▬▬▬▬▬▬▬▬▬▬

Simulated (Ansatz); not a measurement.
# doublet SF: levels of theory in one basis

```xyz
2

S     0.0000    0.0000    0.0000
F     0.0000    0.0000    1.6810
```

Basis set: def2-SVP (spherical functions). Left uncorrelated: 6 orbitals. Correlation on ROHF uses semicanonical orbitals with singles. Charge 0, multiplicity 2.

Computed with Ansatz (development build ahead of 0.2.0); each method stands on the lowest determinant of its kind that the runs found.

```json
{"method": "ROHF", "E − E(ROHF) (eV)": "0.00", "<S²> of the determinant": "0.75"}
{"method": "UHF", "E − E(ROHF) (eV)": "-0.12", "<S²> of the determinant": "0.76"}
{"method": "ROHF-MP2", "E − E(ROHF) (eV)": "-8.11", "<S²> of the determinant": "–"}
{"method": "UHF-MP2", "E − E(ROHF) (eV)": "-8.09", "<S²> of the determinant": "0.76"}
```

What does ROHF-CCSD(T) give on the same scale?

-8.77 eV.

▬▬▬▬▬▬▬▬▬▬

BRIEF: All of the entries above need to be printed again exactly.

TASK ANSWER:
Simulated (Ansatz); not a measurement.
# doublet SF: levels of theory in one basis

```xyz
2

S     0.0000    0.0000    0.0000
F     0.0000    0.0000    1.6810
```

Basis set: def2-SVP (spherical functions). Left uncorrelated: 6 orbitals. Correlation on ROHF uses semicanonical orbitals with singles. Charge 0, multiplicity 2.

Computed with Ansatz (development build ahead of 0.2.0); each method stands on the lowest determinant of its kind that the runs found.

```json
{"method": "ROHF", "E − E(ROHF) (eV)": "0.00", "<S²> of the determinant": "0.75"}
{"method": "UHF", "E − E(ROHF) (eV)": "-0.12", "<S²> of the determinant": "0.76"}
{"method": "ROHF-MP2", "E − E(ROHF) (eV)": "-8.11", "<S²> of the determinant": "–"}
{"method": "UHF-MP2", "E − E(ROHF) (eV)": "-8.09", "<S²> of the determinant": "0.76"}
```

What does ROHF-CCSD(T) give on the same scale?

-8.77 eV.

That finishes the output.